:: ASSIGNED TASK ::
The records that follow are to be repeated exactly, in full.

=== Begin Enclosure ===

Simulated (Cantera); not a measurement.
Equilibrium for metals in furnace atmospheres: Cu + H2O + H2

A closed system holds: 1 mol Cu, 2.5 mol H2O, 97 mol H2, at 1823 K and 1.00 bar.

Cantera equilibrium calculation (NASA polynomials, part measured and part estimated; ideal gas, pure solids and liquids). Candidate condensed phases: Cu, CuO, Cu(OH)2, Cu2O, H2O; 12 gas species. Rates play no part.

=== End Enclosure ===

:: RESPONSE ::
Simulated (Cantera); not a measurement.
Equilibrium for metals in furnace atmospheres: Cu + H2O + H2

A closed system holds: 1 mol Cu, 2.5 mol H2O, 97 mol H2, at 1823 K and 1.00 bar.

Cantera equilibrium calculation (NASA polynomials, part measured and part estimated; ideal gas, pure solids and liquids). Candidate condensed phases: Cu, CuO, Cu(OH)2, Cu2O, H2O; 12 gas species. Rates play no part.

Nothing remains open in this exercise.